*** Begin section ***

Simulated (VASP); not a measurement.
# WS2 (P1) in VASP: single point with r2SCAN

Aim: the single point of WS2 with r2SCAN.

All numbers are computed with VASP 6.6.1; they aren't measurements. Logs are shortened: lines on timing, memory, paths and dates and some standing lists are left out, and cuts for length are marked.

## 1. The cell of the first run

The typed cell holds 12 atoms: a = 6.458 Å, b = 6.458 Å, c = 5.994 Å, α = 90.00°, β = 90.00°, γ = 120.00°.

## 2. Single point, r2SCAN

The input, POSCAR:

*** End section ***

- [Activity]:
All of the data above should be reproduced exactly, with nothing missing.

- [Task response]:
Simulated (VASP); not a measurement.
# WS2 (P1) in VASP: single point with r2SCAN

Aim: the single point of WS2 with r2SCAN.

All numbers are computed with VASP 6.6.1; they aren't measurements. Logs are shortened: lines on timing, memory, paths and dates and some standing lists are left out, and cuts for length are marked.

## 1. The cell of the first run

The typed cell holds 12 atoms: a = 6.458 Å, b = 6.458 Å, c = 5.994 Å, α = 90.00°, β = 90.00°, γ = 120.00°.

## 2. Single point, r2SCAN

The input, POSCAR:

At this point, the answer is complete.